SOURCE MATERIAL:
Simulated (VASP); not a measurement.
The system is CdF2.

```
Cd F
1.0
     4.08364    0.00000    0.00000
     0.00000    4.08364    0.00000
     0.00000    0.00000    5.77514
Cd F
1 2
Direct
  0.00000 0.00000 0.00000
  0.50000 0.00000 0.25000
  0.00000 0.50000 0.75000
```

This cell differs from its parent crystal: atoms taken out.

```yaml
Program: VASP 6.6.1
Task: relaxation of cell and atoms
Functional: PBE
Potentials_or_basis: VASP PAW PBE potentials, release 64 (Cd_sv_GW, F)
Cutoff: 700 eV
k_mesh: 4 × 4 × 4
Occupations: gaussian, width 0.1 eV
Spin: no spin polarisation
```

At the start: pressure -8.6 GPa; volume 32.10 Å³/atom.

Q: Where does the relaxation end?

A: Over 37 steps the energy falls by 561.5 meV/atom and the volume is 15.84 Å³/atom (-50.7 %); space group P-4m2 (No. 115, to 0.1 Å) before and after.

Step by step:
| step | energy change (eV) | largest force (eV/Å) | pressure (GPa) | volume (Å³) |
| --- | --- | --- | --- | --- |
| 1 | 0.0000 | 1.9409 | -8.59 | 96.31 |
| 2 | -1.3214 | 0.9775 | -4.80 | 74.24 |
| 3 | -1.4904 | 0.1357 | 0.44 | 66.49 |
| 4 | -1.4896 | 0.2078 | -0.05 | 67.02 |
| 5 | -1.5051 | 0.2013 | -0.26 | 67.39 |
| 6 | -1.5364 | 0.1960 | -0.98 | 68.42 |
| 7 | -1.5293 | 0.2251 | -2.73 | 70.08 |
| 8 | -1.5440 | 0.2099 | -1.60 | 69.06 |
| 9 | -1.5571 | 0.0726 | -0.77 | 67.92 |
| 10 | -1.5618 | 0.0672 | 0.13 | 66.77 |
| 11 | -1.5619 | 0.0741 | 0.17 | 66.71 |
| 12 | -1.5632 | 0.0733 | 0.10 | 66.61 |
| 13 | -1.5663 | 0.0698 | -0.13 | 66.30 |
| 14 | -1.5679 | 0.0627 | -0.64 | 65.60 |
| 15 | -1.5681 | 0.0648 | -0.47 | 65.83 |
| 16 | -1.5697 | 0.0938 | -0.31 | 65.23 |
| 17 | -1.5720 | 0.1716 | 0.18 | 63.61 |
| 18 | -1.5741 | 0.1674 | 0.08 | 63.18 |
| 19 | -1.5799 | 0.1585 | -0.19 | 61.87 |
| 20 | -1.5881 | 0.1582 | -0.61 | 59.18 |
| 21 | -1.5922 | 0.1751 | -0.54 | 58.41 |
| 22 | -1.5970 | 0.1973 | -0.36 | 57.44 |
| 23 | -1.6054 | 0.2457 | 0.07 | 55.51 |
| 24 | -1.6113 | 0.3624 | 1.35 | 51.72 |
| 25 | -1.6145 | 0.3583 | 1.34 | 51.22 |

TASK ITEM: Print the lines above, unchanged, from the start of the records to the line with "A: Over 37 steps", including that final line.

WRITTEN SOLUTION:
Simulated (VASP); not a measurement.
The system is CdF2.

```
Cd F
1.0
     4.08364    0.00000    0.00000
     0.00000    4.08364    0.00000
     0.00000    0.00000    5.77514
Cd F
1 2
Direct
  0.00000 0.00000 0.00000
  0.50000 0.00000 0.25000
  0.00000 0.50000 0.75000
```

This cell differs from its parent crystal: atoms taken out.

```yaml
Program: VASP 6.6.1
Task: relaxation of cell and atoms
Functional: PBE
Potentials_or_basis: VASP PAW PBE potentials, release 64 (Cd_sv_GW, F)
Cutoff: 700 eV
k_mesh: 4 × 4 × 4
Occupations: gaussian, width 0.1 eV
Spin: no spin polarisation
```

At the start: pressure -8.6 GPa; volume 32.10 Å³/atom.

Q: Where does the relaxation end?

A: Over 37 steps the energy falls by 561.5 meV/atom and the volume is 15.84 Å³/atom (-50.7 %); space group P-4m2 (No. 115, to 0.1 Å) before and after.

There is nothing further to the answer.